Data listing:
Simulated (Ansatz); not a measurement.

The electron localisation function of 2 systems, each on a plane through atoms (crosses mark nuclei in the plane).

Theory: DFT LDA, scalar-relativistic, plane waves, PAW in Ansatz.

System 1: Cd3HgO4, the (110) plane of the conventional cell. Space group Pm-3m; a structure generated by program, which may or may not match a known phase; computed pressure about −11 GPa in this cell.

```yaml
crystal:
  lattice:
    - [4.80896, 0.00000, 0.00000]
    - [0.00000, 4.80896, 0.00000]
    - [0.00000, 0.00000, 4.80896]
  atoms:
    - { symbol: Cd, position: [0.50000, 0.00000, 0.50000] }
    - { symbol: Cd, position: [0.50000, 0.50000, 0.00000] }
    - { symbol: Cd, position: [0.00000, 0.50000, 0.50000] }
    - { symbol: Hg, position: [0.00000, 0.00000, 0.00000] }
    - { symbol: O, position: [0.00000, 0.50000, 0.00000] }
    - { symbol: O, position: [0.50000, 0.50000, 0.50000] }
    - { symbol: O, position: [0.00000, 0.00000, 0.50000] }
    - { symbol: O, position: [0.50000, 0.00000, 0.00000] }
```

Action item:
This calls for repeating all of the records, character for character.

Response:
Simulated (Ansatz); not a measurement.

The electron localisation function of 2 systems, each on a plane through atoms (crosses mark nuclei in the plane).

Theory: DFT LDA, scalar-relativistic, plane waves, PAW in Ansatz.

System 1: Cd3HgO4, the (110) plane of the conventional cell. Space group Pm-3m; a structure generated by program, which may or may not match a known phase; computed pressure about −11 GPa in this cell.

```yaml
crystal:
  lattice:
    - [4.80896, 0.00000, 0.00000]
    - [0.00000, 4.80896, 0.00000]
    - [0.00000, 0.00000, 4.80896]
  atoms:
    - { symbol: Cd, position: [0.50000, 0.00000, 0.50000] }
    - { symbol: Cd, position: [0.50000, 0.50000, 0.00000] }
    - { symbol: Cd, position: [0.00000, 0.50000, 0.50000] }
    - { symbol: Hg, position: [0.00000, 0.00000, 0.00000] }
    - { symbol: O, position: [0.00000, 0.50000, 0.00000] }
    - { symbol: O, position: [0.50000, 0.50000, 0.50000] }
    - { symbol: O, position: [0.00000, 0.00000, 0.50000] }
    - { symbol: O, position: [0.50000, 0.00000, 0.00000] }
```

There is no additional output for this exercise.